>>

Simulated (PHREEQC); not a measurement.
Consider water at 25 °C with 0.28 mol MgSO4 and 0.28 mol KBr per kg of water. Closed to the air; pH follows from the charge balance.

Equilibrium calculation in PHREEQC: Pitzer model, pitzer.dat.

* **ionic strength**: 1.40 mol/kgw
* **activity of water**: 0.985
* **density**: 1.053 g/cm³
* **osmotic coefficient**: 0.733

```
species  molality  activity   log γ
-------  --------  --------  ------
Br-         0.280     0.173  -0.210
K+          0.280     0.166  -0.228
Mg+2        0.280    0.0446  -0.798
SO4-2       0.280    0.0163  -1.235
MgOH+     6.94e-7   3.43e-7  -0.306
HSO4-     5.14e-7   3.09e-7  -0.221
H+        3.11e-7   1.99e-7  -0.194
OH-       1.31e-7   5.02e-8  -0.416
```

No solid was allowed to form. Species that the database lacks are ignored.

<<

## Assigned task
Supply the entire listing above again, word for word.

## Written response
Simulated (PHREEQC); not a measurement.
Consider water at 25 °C with 0.28 mol MgSO4 and 0.28 mol KBr per kg of water. Closed to the air; pH follows from the charge balance.

Equilibrium calculation in PHREEQC: Pitzer model, pitzer.dat.

* **ionic strength**: 1.40 mol/kgw
* **activity of water**: 0.985
* **density**: 1.053 g/cm³
* **osmotic coefficient**: 0.733

```
species  molality  activity   log γ
-------  --------  --------  ------
Br-         0.280     0.173  -0.210
K+          0.280     0.166  -0.228
Mg+2        0.280    0.0446  -0.798
SO4-2       0.280    0.0163  -1.235
MgOH+     6.94e-7   3.43e-7  -0.306
HSO4-     5.14e-7   3.09e-7  -0.221
H+        3.11e-7   1.99e-7  -0.194
OH-       1.31e-7   5.02e-8  -0.416
```

No solid was allowed to form. Species that the database lacks are ignored.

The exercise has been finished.